Source data.
>>>>>
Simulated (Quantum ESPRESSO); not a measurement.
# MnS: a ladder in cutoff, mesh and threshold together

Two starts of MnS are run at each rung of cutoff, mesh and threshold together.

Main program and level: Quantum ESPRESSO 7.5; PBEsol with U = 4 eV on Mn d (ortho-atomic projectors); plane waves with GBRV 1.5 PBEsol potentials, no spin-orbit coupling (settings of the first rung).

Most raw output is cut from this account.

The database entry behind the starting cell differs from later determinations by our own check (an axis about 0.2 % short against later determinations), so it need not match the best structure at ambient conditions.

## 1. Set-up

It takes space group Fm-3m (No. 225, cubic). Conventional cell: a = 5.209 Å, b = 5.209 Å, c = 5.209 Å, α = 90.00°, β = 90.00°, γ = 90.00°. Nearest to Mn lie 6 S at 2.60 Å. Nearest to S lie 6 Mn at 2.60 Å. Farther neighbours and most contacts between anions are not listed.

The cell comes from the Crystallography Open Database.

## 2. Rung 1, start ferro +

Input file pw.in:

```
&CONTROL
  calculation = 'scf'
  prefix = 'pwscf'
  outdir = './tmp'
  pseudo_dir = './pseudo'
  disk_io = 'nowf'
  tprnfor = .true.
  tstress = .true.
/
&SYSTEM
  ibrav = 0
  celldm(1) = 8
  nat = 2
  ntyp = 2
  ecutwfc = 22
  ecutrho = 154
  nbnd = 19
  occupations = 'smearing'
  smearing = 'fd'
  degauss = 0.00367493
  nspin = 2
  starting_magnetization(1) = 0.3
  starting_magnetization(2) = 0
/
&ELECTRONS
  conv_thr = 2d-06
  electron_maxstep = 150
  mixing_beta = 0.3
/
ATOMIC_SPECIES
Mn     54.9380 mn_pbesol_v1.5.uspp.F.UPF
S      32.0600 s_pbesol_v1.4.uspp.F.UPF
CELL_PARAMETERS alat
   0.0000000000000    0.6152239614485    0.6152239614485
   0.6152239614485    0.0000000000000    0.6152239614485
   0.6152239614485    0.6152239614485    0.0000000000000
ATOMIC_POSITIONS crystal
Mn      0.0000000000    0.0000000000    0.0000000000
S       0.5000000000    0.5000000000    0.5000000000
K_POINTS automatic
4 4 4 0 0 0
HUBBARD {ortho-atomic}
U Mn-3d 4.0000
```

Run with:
<<<<<

Brief.
Once the line with "Most raw output is cut from this account." is found in the records above, print exactly that line and every line after it through the line with "The cell comes".

Task response.
Most raw output is cut from this account.

The database entry behind the starting cell differs from later determinations by our own check (an axis about 0.2 % short against later determinations), so it need not match the best structure at ambient conditions.

## 1. Set-up

It takes space group Fm-3m (No. 225, cubic). Conventional cell: a = 5.209 Å, b = 5.209 Å, c = 5.209 Å, α = 90.00°, β = 90.00°, γ = 90.00°. Nearest to Mn lie 6 S at 2.60 Å. Nearest to S lie 6 Mn at 2.60 Å. Farther neighbours and most contacts between anions are not listed.

The cell comes from the Crystallography Open Database.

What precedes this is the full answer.